- Opening Delimiter -

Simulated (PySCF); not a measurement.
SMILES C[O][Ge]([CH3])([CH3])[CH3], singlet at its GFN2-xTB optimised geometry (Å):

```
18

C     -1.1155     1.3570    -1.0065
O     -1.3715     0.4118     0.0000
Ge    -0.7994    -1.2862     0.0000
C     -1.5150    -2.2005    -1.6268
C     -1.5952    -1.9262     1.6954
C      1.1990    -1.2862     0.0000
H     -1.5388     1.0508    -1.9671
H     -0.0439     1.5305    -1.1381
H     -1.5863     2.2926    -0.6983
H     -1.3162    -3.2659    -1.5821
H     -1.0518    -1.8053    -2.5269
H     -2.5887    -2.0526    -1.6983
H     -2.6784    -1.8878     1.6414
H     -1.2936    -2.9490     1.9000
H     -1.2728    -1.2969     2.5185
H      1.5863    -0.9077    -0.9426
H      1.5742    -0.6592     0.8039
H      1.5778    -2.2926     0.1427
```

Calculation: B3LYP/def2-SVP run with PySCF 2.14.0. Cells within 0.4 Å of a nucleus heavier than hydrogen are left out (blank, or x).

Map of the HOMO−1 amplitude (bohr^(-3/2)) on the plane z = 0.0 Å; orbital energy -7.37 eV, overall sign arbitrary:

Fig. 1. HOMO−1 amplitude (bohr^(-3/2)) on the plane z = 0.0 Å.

- Closing Delimiter -

→ **EXERCISE**:
From the records above, extract exactly and only the lines that begin at the line with "Calculation: B3LYP/def2-SVP run" and stop after the line with "Map of the HOMO−1".

→ **ANSWER SECTION**:
Calculation: B3LYP/def2-SVP run with PySCF 2.14.0. Cells within 0.4 Å of a nucleus heavier than hydrogen are left out (blank, or x).

Map of the HOMO−1 amplitude (bohr^(-3/2)) on the plane z = 0.0 Å; orbital energy -7.37 eV, overall sign arbitrary:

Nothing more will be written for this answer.